+++
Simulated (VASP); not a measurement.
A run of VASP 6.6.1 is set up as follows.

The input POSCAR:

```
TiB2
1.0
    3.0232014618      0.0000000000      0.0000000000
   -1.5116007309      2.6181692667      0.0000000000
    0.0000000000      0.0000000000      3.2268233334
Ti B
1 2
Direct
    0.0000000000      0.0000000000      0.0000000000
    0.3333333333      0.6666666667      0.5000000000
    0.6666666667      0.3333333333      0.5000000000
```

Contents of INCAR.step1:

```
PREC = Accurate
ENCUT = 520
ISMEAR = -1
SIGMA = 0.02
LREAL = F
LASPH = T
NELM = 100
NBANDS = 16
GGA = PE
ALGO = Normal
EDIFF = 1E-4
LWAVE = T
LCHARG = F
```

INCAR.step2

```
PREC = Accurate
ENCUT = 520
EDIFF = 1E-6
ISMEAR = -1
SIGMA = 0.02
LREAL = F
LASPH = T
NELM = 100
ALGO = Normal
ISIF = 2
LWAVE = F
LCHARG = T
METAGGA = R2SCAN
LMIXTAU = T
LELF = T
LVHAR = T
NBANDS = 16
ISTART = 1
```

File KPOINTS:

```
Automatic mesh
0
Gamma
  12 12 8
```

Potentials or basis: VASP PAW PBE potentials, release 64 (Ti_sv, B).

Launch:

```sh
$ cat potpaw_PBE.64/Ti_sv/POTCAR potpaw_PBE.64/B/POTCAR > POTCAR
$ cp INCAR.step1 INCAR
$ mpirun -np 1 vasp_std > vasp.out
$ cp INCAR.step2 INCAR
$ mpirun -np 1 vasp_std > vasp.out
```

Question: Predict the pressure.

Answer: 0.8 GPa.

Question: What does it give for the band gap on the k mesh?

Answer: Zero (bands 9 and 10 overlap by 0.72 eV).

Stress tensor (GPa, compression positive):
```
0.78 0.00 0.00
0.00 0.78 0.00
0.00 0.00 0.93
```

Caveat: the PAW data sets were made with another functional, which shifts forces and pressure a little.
+++

**Work task**
Your output should be an exact copy of the lines from the top of the listing above to the line with "Answer: 0.8 GPa.", both ends included.

**Task answer**
Simulated (VASP); not a measurement.
A run of VASP 6.6.1 is set up as follows.

The input POSCAR:

```
TiB2
1.0
    3.0232014618      0.0000000000      0.0000000000
   -1.5116007309      2.6181692667      0.0000000000
    0.0000000000      0.0000000000      3.2268233334
Ti B
1 2
Direct
    0.0000000000      0.0000000000      0.0000000000
    0.3333333333      0.6666666667      0.5000000000
    0.6666666667      0.3333333333      0.5000000000
```

Contents of INCAR.step1:

```
PREC = Accurate
ENCUT = 520
ISMEAR = -1
SIGMA = 0.02
LREAL = F
LASPH = T
NELM = 100
NBANDS = 16
GGA = PE
ALGO = Normal
EDIFF = 1E-4
LWAVE = T
LCHARG = F
```

INCAR.step2

```
PREC = Accurate
ENCUT = 520
EDIFF = 1E-6
ISMEAR = -1
SIGMA = 0.02
LREAL = F
LASPH = T
NELM = 100
ALGO = Normal
ISIF = 2
LWAVE = F
LCHARG = T
METAGGA = R2SCAN
LMIXTAU = T
LELF = T
LVHAR = T
NBANDS = 16
ISTART = 1
```

File KPOINTS:

```
Automatic mesh
0
Gamma
  12 12 8
```

Potentials or basis: VASP PAW PBE potentials, release 64 (Ti_sv, B).

Launch:

```sh
$ cat potpaw_PBE.64/Ti_sv/POTCAR potpaw_PBE.64/B/POTCAR > POTCAR
$ cp INCAR.step1 INCAR
$ mpirun -np 1 vasp_std > vasp.out
$ cp INCAR.step2 INCAR
$ mpirun -np 1 vasp_std > vasp.out
```

Question: Predict the pressure.

Answer: 0.8 GPa.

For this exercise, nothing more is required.